**Source information**
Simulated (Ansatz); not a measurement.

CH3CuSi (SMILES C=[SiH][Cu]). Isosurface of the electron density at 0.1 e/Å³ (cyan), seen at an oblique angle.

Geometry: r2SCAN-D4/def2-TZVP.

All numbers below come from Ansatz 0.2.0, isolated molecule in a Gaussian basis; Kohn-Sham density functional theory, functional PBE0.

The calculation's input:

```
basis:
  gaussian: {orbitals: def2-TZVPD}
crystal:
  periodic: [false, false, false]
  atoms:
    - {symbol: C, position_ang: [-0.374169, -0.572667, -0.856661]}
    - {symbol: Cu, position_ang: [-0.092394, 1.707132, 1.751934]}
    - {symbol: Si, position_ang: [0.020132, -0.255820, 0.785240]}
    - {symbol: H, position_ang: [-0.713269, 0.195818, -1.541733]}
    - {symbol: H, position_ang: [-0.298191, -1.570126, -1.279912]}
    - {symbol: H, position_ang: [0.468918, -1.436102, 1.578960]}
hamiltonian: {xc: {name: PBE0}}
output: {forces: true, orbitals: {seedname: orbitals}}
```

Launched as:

**Work task**
Write an exact transcription of every entry above.

**Exercise result**
Simulated (Ansatz); not a measurement.

CH3CuSi (SMILES C=[SiH][Cu]). Isosurface of the electron density at 0.1 e/Å³ (cyan), seen at an oblique angle.

Geometry: r2SCAN-D4/def2-TZVP.

All numbers below come from Ansatz 0.2.0, isolated molecule in a Gaussian basis; Kohn-Sham density functional theory, functional PBE0.

The calculation's input:

```
basis:
  gaussian: {orbitals: def2-TZVPD}
crystal:
  periodic: [false, false, false]
  atoms:
    - {symbol: C, position_ang: [-0.374169, -0.572667, -0.856661]}
    - {symbol: Cu, position_ang: [-0.092394, 1.707132, 1.751934]}
    - {symbol: Si, position_ang: [0.020132, -0.255820, 0.785240]}
    - {symbol: H, position_ang: [-0.713269, 0.195818, -1.541733]}
    - {symbol: H, position_ang: [-0.298191, -1.570126, -1.279912]}
    - {symbol: H, position_ang: [0.468918, -1.436102, 1.578960]}
hamiltonian: {xc: {name: PBE0}}
output: {forces: true, orbitals: {seedname: orbitals}}
```

Launched as:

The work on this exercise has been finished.